++++ Listed entries ++++

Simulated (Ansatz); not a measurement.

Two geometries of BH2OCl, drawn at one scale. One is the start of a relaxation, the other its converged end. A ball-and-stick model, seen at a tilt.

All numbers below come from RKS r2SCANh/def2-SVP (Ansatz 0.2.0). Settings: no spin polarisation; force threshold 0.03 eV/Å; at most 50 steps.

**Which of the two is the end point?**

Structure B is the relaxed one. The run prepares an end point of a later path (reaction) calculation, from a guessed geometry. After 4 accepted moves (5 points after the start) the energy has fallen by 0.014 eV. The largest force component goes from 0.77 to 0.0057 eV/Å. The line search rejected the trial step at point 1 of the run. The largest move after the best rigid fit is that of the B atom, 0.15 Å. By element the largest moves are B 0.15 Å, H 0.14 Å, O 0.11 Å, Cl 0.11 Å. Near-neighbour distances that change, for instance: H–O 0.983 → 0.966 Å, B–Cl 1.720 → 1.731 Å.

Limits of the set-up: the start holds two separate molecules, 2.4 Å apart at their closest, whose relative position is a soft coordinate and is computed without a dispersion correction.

++++

» Brief: Each record needs to be given again exactly.

» Your solution:
Simulated (Ansatz); not a measurement.

Two geometries of BH2OCl, drawn at one scale. One is the start of a relaxation, the other its converged end. A ball-and-stick model, seen at a tilt.

All numbers below come from RKS r2SCANh/def2-SVP (Ansatz 0.2.0). Settings: no spin polarisation; force threshold 0.03 eV/Å; at most 50 steps.

**Which of the two is the end point?**

Structure B is the relaxed one. The run prepares an end point of a later path (reaction) calculation, from a guessed geometry. After 4 accepted moves (5 points after the start) the energy has fallen by 0.014 eV. The largest force component goes from 0.77 to 0.0057 eV/Å. The line search rejected the trial step at point 1 of the run. The largest move after the best rigid fit is that of the B atom, 0.15 Å. By element the largest moves are B 0.15 Å, H 0.14 Å, O 0.11 Å, Cl 0.11 Å. Near-neighbour distances that change, for instance: H–O 0.983 → 0.966 Å, B–Cl 1.720 → 1.731 Å.

Limits of the set-up: the start holds two separate molecules, 2.4 Å apart at their closest, whose relative position is a soft coordinate and is computed without a dispersion correction.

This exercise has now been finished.